◆ TASK ITEM: In the listing below, locate the line containing "## (3) k mesh of the hybrid: 4×4×4" and the line containing "The gap is 1.474". Output both of them and every line between, exactly as written, and nothing more.

◆ GIVEN INFORMATION:
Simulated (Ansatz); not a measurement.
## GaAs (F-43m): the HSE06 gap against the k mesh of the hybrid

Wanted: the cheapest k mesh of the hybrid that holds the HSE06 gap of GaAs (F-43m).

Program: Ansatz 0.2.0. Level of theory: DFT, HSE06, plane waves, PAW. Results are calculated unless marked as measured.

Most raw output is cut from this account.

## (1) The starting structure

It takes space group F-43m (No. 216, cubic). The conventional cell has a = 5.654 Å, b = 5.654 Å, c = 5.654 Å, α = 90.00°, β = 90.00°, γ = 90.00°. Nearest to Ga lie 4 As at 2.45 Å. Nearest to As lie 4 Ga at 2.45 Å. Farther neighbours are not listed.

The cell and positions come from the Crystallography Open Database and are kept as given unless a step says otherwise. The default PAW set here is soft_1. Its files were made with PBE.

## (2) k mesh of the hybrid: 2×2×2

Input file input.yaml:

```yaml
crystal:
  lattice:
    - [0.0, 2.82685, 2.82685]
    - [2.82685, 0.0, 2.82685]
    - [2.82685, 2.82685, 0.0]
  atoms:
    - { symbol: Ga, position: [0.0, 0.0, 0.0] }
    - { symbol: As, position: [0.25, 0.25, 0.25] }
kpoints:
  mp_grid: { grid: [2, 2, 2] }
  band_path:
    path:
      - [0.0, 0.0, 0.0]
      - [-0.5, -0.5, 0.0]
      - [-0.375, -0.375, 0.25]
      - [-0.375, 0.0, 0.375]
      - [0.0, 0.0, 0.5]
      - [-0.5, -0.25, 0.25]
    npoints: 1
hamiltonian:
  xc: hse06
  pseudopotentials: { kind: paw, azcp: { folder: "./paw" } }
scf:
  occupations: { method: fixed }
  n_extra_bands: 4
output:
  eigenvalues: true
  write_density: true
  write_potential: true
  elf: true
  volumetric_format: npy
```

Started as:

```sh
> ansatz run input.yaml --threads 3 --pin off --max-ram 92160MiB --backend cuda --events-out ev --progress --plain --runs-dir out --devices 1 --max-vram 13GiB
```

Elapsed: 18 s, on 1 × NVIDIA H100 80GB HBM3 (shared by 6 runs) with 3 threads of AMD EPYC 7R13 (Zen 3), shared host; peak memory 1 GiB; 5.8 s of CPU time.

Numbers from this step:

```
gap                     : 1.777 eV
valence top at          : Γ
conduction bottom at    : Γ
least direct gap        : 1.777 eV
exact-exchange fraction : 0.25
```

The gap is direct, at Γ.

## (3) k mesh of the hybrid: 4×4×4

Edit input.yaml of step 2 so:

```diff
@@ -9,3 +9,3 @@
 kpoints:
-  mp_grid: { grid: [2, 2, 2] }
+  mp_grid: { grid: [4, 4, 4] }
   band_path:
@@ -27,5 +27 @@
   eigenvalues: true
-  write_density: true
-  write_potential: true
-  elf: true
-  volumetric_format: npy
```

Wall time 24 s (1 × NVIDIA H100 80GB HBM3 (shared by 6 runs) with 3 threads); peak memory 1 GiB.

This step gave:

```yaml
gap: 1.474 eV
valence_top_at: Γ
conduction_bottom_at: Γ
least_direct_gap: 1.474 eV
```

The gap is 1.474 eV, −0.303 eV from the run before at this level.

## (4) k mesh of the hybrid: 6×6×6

◆ ANSWER AREA:
## (3) k mesh of the hybrid: 4×4×4

Edit input.yaml of step 2 so:

```diff
@@ -9,3 +9,3 @@
 kpoints:
-  mp_grid: { grid: [2, 2, 2] }
+  mp_grid: { grid: [4, 4, 4] }
   band_path:
@@ -27,5 +27 @@
   eigenvalues: true
-  write_density: true
-  write_potential: true
-  elf: true
-  volumetric_format: npy
```

Wall time 24 s (1 × NVIDIA H100 80GB HBM3 (shared by 6 runs) with 3 threads); peak memory 1 GiB.

This step gave:

```yaml
gap: 1.474 eV
valence_top_at: Γ
conduction_bottom_at: Γ
least_direct_gap: 1.474 eV
```

The gap is 1.474 eV, −0.303 eV from the run before at this level.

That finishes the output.